— Assignment —
Will you quote precisely the lines that run from the top of the material below to the line containing "- Spin: no spin polarisation", both ends included?

— Record extracts —
%%

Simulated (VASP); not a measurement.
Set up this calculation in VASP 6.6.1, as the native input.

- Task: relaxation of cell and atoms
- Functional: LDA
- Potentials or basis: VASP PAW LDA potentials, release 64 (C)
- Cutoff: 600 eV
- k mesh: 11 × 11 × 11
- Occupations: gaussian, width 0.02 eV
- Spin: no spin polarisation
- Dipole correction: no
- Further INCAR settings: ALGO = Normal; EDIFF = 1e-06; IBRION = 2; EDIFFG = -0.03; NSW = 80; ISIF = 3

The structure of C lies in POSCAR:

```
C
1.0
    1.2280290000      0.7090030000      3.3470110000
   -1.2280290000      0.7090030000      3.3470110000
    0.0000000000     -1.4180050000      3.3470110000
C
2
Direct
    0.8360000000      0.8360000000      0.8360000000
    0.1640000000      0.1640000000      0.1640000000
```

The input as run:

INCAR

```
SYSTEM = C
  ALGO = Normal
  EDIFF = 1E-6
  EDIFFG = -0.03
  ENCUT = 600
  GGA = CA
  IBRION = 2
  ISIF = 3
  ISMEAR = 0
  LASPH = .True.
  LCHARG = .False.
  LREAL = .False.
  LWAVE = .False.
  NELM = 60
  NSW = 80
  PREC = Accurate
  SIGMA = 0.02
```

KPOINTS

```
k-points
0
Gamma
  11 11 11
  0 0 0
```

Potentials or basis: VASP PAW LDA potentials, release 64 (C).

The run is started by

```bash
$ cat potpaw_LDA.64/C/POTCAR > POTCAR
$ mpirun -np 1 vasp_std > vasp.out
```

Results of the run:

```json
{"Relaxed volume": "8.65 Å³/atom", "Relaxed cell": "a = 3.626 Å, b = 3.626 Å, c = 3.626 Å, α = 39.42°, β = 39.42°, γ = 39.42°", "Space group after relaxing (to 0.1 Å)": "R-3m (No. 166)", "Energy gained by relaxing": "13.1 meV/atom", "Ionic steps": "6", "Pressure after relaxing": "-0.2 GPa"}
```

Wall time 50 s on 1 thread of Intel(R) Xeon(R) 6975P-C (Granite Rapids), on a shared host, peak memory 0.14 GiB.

%%

— Answer section —
Simulated (VASP); not a measurement.
Set up this calculation in VASP 6.6.1, as the native input.

- Task: relaxation of cell and atoms
- Functional: LDA
- Potentials or basis: VASP PAW LDA potentials, release 64 (C)
- Cutoff: 600 eV
- k mesh: 11 × 11 × 11
- Occupations: gaussian, width 0.02 eV
- Spin: no spin polarisation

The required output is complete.